**ENTRIES SUPPLIED:**
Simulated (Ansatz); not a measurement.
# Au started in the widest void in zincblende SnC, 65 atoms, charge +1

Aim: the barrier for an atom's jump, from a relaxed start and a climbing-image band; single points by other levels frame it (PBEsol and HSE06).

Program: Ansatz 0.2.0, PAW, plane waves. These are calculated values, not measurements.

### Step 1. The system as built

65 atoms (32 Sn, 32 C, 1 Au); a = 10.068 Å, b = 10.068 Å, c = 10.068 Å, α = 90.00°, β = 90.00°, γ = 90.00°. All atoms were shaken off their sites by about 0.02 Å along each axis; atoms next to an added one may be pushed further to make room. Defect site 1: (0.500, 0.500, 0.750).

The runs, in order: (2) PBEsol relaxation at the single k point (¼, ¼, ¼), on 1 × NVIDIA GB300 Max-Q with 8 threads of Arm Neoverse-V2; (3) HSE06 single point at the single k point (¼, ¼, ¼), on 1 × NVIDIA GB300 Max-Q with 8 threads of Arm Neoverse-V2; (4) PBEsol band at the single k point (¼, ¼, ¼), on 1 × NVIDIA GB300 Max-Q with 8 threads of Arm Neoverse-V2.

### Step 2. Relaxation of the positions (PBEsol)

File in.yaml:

**WORK INSTRUCTION:** Transcribe verbatim. Cover the lines from the first line of the entries above to the line containing "Aim: the barrier", inclusive.

**ANSWER SECTION:**
Simulated (Ansatz); not a measurement.
# Au started in the widest void in zincblende SnC, 65 atoms, charge +1

Aim: the barrier for an atom's jump, from a relaxed start and a climbing-image band; single points by other levels frame it (PBEsol and HSE06).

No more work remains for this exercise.